*Data*
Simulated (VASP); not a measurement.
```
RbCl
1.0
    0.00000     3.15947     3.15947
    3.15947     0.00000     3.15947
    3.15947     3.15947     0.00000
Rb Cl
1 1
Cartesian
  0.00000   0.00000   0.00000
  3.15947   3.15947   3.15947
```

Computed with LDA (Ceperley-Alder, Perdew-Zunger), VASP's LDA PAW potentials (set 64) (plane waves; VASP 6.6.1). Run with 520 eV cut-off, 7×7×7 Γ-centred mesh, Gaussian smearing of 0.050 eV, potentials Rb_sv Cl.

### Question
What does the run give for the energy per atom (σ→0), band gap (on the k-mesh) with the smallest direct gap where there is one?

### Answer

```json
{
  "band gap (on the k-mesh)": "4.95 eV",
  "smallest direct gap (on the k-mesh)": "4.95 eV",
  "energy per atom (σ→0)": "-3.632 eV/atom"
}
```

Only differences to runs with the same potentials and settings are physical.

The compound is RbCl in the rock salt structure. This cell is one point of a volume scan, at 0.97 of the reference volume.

*Task item*
Exactly as they appear, copy the lines of the listing above from the first through the one that contains "Only differences to", and nothing more.

*Your solution*
Simulated (VASP); not a measurement.
```
RbCl
1.0
    0.00000     3.15947     3.15947
    3.15947     0.00000     3.15947
    3.15947     3.15947     0.00000
Rb Cl
1 1
Cartesian
  0.00000   0.00000   0.00000
  3.15947   3.15947   3.15947
```

Computed with LDA (Ceperley-Alder, Perdew-Zunger), VASP's LDA PAW potentials (set 64) (plane waves; VASP 6.6.1). Run with 520 eV cut-off, 7×7×7 Γ-centred mesh, Gaussian smearing of 0.050 eV, potentials Rb_sv Cl.

### Question
What does the run give for the energy per atom (σ→0), band gap (on the k-mesh) with the smallest direct gap where there is one?

### Answer

```json
{
  "band gap (on the k-mesh)": "4.95 eV",
  "smallest direct gap (on the k-mesh)": "4.95 eV",
  "energy per atom (σ→0)": "-3.632 eV/atom"
}
```

Only differences to runs with the same potentials and settings are physical.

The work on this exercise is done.